### Action item
Transcribe the listing below in full, keeping every line exactly as it is.

### Supplied material
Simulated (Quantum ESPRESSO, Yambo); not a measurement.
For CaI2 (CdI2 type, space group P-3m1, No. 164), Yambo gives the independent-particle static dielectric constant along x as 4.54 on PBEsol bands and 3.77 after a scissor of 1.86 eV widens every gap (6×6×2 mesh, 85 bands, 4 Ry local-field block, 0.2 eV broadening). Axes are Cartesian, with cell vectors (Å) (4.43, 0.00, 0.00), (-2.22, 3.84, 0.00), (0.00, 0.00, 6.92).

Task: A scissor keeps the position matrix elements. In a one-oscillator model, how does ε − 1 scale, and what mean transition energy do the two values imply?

### Exercise answer
Simulated (Quantum ESPRESSO, Yambo); not a measurement.
For CaI2 (CdI2 type, space group P-3m1, No. 164), Yambo gives the independent-particle static dielectric constant along x as 4.54 on PBEsol bands and 3.77 after a scissor of 1.86 eV widens every gap (6×6×2 mesh, 85 bands, 4 Ry local-field block, 0.2 eV broadening). Axes are Cartesian, with cell vectors (Å) (4.43, 0.00, 0.00), (-2.22, 3.84, 0.00), (0.00, 0.00, 6.92).

Task: A scissor keeps the position matrix elements. In a one-oscillator model, how does ε − 1 scale, and what mean transition energy do the two values imply?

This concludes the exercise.